* [DATA SECTION]
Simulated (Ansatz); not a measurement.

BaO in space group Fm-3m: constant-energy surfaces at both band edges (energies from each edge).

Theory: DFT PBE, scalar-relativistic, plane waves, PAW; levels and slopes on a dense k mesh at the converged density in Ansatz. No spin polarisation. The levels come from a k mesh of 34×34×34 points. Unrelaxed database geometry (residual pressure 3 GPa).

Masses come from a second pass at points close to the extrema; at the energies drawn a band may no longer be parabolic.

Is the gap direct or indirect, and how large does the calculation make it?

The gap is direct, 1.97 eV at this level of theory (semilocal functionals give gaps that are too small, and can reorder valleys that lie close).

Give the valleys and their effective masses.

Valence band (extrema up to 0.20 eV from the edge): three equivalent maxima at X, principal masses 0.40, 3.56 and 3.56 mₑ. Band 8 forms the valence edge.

* [ASSIGNED TASK] Print, please, the lines above from the very first through the one that holds "BaO in space", both included, word for word and with nothing else.

* [RESPONSE AREA]
Simulated (Ansatz); not a measurement.

BaO in space group Fm-3m: constant-energy surfaces at both band edges (energies from each edge).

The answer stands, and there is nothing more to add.